- - -

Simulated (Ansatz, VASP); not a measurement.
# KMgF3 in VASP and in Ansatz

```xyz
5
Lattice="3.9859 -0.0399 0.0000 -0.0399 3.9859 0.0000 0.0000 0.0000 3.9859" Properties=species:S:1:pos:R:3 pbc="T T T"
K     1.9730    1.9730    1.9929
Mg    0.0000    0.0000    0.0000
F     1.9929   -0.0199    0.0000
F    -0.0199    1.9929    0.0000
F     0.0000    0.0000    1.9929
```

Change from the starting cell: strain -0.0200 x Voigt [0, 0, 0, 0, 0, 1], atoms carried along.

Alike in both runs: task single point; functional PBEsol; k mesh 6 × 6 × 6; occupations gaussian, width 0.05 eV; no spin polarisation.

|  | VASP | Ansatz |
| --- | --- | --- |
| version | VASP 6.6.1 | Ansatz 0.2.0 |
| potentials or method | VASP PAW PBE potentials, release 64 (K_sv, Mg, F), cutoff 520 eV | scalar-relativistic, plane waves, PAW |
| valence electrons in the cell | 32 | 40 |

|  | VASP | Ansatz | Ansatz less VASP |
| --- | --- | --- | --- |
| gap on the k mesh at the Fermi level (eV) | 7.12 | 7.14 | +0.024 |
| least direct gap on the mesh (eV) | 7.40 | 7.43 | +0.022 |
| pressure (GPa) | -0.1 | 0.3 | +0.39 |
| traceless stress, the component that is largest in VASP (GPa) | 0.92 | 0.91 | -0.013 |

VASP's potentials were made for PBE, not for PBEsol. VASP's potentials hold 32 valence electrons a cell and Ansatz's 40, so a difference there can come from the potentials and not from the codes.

- - -

**Task item**
Word for word, reproduce the lines of the listing from the first one through the line containing "waves, PAW |", and no more.

**Exercise output**
Simulated (Ansatz, VASP); not a measurement.
# KMgF3 in VASP and in Ansatz

```xyz
5
Lattice="3.9859 -0.0399 0.0000 -0.0399 3.9859 0.0000 0.0000 0.0000 3.9859" Properties=species:S:1:pos:R:3 pbc="T T T"
K     1.9730    1.9730    1.9929
Mg    0.0000    0.0000    0.0000
F     1.9929   -0.0199    0.0000
F    -0.0199    1.9929    0.0000
F     0.0000    0.0000    1.9929
```

Change from the starting cell: strain -0.0200 x Voigt [0, 0, 0, 0, 0, 1], atoms carried along.

Alike in both runs: task single point; functional PBEsol; k mesh 6 × 6 × 6; occupations gaussian, width 0.05 eV; no spin polarisation.

|  | VASP | Ansatz |
| --- | --- | --- |
| version | VASP 6.6.1 | Ansatz 0.2.0 |
| potentials or method | VASP PAW PBE potentials, release 64 (K_sv, Mg, F), cutoff 520 eV | scalar-relativistic, plane waves, PAW |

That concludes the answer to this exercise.